§ WORK ITEM:
A faithful, complete copy of the entries is the sole expected answer.

§ INFORMATION PROVIDED:
────

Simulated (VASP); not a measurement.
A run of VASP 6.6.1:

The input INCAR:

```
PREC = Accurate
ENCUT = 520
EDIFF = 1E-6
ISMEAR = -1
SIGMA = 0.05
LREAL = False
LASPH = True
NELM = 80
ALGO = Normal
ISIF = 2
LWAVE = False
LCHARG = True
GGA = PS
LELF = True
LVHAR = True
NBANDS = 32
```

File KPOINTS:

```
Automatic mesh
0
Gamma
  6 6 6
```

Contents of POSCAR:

────

§ ANSWER AREA:
Simulated (VASP); not a measurement.
A run of VASP 6.6.1:

The input INCAR:

```
PREC = Accurate
ENCUT = 520
EDIFF = 1E-6
ISMEAR = -1
SIGMA = 0.05
LREAL = False
LASPH = True
NELM = 80
ALGO = Normal
ISIF = 2
LWAVE = False
LCHARG = True
GGA = PS
LELF = True
LVHAR = True
NBANDS = 32
```

File KPOINTS:

```
Automatic mesh
0
Gamma
  6 6 6
```

Contents of POSCAR:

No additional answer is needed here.